* **Requirement**:
Reproduce the whole of the data exactly.

***** Extracted data
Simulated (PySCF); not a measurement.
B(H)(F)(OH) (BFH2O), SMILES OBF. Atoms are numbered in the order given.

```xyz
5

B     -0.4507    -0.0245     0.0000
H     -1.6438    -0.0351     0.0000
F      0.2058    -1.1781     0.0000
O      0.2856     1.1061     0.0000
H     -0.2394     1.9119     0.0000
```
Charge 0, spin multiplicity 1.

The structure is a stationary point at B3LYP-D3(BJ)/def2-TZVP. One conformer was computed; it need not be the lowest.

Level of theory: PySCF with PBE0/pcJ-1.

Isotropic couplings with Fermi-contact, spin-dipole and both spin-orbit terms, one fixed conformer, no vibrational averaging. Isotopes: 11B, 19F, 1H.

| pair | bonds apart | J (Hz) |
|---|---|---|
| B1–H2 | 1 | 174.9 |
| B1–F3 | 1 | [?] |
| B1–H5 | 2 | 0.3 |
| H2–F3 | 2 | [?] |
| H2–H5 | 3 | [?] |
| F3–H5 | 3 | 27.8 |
**********

* **Written solution**:
Simulated (PySCF); not a measurement.
B(H)(F)(OH) (BFH2O), SMILES OBF. Atoms are numbered in the order given.

```xyz
5

B     -0.4507    -0.0245     0.0000
H     -1.6438    -0.0351     0.0000
F      0.2058    -1.1781     0.0000
O      0.2856     1.1061     0.0000
H     -0.2394     1.9119     0.0000
```
Charge 0, spin multiplicity 1.

The structure is a stationary point at B3LYP-D3(BJ)/def2-TZVP. One conformer was computed; it need not be the lowest.

Level of theory: PySCF with PBE0/pcJ-1.

Isotropic couplings with Fermi-contact, spin-dipole and both spin-orbit terms, one fixed conformer, no vibrational averaging. Isotopes: 11B, 19F, 1H.

| pair | bonds apart | J (Hz) |
|---|---|---|
| B1–H2 | 1 | 174.9 |
| B1–F3 | 1 | [?] |
| B1–H5 | 2 | 0.3 |
| H2–F3 | 2 | [?] |
| H2–H5 | 3 | [?] |
| F3–H5 | 3 | 27.8 |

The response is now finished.